##############################
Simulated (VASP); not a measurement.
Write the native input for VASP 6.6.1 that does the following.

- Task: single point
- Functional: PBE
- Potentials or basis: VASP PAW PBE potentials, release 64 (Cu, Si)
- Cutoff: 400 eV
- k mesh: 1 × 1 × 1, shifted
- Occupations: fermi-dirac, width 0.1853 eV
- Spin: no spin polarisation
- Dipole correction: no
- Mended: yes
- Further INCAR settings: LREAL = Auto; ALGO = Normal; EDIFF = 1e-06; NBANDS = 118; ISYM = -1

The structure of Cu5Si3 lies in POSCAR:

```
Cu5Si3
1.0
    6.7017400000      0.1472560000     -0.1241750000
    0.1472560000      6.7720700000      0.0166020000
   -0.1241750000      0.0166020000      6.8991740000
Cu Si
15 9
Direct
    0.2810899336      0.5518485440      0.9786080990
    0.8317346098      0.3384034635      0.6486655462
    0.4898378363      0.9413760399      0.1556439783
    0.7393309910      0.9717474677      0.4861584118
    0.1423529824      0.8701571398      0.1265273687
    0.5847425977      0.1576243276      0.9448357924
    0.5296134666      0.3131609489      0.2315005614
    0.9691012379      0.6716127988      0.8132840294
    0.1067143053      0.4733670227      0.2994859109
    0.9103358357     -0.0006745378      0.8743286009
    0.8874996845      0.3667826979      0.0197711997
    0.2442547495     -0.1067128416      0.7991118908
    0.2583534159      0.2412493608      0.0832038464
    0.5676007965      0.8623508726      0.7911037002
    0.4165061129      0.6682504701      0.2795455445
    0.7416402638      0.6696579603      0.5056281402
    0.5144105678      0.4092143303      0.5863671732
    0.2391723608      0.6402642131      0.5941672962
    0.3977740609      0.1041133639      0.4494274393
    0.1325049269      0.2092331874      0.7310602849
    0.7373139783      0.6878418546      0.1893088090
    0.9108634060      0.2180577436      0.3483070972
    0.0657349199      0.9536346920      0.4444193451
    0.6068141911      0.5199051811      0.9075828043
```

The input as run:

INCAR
##############################

WORK REQUEST — Please print the records above exactly from their first line. End with the line containing "- Spin: no spin polarisation", and include it.

EXERCISE SOLUTION —
Simulated (VASP); not a measurement.
Write the native input for VASP 6.6.1 that does the following.

- Task: single point
- Functional: PBE
- Potentials or basis: VASP PAW PBE potentials, release 64 (Cu, Si)
- Cutoff: 400 eV
- k mesh: 1 × 1 × 1, shifted
- Occupations: fermi-dirac, width 0.1853 eV
- Spin: no spin polarisation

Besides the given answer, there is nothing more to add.